▸ **REQUIRED ACTION**
The records need to be set down again exactly as they appear.

=-=-=

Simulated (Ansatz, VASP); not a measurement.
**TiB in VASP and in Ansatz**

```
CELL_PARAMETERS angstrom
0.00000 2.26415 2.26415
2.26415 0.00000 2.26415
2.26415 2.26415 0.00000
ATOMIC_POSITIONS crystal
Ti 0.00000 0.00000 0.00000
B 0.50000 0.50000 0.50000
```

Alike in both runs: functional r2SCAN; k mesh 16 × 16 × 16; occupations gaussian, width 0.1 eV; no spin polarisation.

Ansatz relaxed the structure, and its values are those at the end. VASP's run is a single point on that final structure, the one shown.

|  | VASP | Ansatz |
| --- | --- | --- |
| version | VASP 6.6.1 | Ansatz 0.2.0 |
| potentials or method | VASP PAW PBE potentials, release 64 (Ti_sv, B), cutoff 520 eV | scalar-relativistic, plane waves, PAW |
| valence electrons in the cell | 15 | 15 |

=-=-=

▸ **EXERCISE SOLUTION**
Simulated (Ansatz, VASP); not a measurement.
**TiB in VASP and in Ansatz**

```
CELL_PARAMETERS angstrom
0.00000 2.26415 2.26415
2.26415 0.00000 2.26415
2.26415 2.26415 0.00000
ATOMIC_POSITIONS crystal
Ti 0.00000 0.00000 0.00000
B 0.50000 0.50000 0.50000
```

Alike in both runs: functional r2SCAN; k mesh 16 × 16 × 16; occupations gaussian, width 0.1 eV; no spin polarisation.

Ansatz relaxed the structure, and its values are those at the end. VASP's run is a single point on that final structure, the one shown.

|  | VASP | Ansatz |
| --- | --- | --- |
| version | VASP 6.6.1 | Ansatz 0.2.0 |
| potentials or method | VASP PAW PBE potentials, release 64 (Ti_sv, B), cutoff 520 eV | scalar-relativistic, plane waves, PAW |
| valence electrons in the cell | 15 | 15 |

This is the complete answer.